■ PROVIDED RECORDS:
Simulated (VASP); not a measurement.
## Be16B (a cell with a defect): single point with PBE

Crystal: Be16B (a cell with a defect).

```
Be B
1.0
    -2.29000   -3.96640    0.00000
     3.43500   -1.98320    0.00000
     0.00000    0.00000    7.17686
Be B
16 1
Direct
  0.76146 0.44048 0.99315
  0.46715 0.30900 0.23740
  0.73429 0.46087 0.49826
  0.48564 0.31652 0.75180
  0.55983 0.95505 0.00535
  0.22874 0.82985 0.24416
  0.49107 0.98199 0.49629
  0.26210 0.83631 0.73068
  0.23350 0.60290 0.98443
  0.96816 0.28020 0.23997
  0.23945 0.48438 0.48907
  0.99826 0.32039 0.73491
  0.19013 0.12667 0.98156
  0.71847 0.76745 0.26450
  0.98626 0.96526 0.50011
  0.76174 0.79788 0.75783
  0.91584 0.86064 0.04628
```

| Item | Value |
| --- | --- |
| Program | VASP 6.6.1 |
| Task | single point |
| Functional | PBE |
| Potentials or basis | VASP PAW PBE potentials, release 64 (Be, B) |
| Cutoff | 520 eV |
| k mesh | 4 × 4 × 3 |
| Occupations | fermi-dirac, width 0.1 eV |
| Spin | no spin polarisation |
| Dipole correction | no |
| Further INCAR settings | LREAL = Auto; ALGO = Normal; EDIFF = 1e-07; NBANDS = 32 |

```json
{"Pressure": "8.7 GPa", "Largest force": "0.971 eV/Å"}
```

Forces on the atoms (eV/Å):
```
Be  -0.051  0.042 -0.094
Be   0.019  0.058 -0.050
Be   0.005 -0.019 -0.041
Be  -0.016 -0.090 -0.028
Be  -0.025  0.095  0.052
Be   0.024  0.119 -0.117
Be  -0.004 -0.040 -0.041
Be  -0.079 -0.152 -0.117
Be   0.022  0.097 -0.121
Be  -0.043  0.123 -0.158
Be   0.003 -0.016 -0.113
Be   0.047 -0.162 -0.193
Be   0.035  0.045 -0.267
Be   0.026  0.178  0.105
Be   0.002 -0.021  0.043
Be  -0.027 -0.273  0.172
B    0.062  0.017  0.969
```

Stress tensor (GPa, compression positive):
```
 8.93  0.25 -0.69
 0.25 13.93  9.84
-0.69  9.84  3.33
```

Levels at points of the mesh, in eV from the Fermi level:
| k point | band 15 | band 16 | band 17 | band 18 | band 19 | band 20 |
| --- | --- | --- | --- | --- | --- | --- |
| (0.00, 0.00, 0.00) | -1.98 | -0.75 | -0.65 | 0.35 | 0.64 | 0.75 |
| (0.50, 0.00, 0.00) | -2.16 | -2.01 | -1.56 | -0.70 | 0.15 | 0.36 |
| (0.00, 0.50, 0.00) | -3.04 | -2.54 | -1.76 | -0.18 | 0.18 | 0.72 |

■ TASK ITEM: Exactly as they stand, set down the lines from the top of the data through the line with "Cutoff | 520 eV |".

■ ANSWER SPACE:
Simulated (VASP); not a measurement.
## Be16B (a cell with a defect): single point with PBE

Crystal: Be16B (a cell with a defect).

```
Be B
1.0
    -2.29000   -3.96640    0.00000
     3.43500   -1.98320    0.00000
     0.00000    0.00000    7.17686
Be B
16 1
Direct
  0.76146 0.44048 0.99315
  0.46715 0.30900 0.23740
  0.73429 0.46087 0.49826
  0.48564 0.31652 0.75180
  0.55983 0.95505 0.00535
  0.22874 0.82985 0.24416
  0.49107 0.98199 0.49629
  0.26210 0.83631 0.73068
  0.23350 0.60290 0.98443
  0.96816 0.28020 0.23997
  0.23945 0.48438 0.48907
  0.99826 0.32039 0.73491
  0.19013 0.12667 0.98156
  0.71847 0.76745 0.26450
  0.98626 0.96526 0.50011
  0.76174 0.79788 0.75783
  0.91584 0.86064 0.04628
```

| Item | Value |
| --- | --- |
| Program | VASP 6.6.1 |
| Task | single point |
| Functional | PBE |
| Potentials or basis | VASP PAW PBE potentials, release 64 (Be, B) |
| Cutoff | 520 eV |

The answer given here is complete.